- Work request: Repeat exactly the lines from the start of the records below through the line that contains "two rows suggest?", including both.

++++ Recorded data ++++

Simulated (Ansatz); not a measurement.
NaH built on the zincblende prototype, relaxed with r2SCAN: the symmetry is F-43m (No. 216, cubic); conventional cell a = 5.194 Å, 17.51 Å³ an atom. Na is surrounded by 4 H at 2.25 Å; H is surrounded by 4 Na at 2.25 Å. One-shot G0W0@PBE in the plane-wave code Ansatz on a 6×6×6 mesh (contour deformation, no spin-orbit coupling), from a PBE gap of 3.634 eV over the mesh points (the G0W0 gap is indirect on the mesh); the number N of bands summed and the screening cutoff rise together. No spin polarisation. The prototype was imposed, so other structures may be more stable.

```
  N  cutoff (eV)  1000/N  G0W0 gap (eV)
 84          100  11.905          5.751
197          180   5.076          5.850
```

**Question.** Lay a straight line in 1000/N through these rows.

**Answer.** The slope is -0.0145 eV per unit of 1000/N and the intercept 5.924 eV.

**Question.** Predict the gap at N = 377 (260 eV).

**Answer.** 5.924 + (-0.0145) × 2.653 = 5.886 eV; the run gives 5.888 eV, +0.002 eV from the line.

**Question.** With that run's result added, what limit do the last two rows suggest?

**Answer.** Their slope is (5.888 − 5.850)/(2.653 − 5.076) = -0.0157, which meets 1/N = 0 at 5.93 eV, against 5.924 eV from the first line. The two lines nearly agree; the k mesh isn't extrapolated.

++++

- Exercise answer:
Simulated (Ansatz); not a measurement.
NaH built on the zincblende prototype, relaxed with r2SCAN: the symmetry is F-43m (No. 216, cubic); conventional cell a = 5.194 Å, 17.51 Å³ an atom. Na is surrounded by 4 H at 2.25 Å; H is surrounded by 4 Na at 2.25 Å. One-shot G0W0@PBE in the plane-wave code Ansatz on a 6×6×6 mesh (contour deformation, no spin-orbit coupling), from a PBE gap of 3.634 eV over the mesh points (the G0W0 gap is indirect on the mesh); the number N of bands summed and the screening cutoff rise together. No spin polarisation. The prototype was imposed, so other structures may be more stable.

```
  N  cutoff (eV)  1000/N  G0W0 gap (eV)
 84          100  11.905          5.751
197          180   5.076          5.850
```

**Question.** Lay a straight line in 1000/N through these rows.

**Answer.** The slope is -0.0145 eV per unit of 1000/N and the intercept 5.924 eV.

**Question.** Predict the gap at N = 377 (260 eV).

**Answer.** 5.924 + (-0.0145) × 2.653 = 5.886 eV; the run gives 5.888 eV, +0.002 eV from the line.

**Question.** With that run's result added, what limit do the last two rows suggest?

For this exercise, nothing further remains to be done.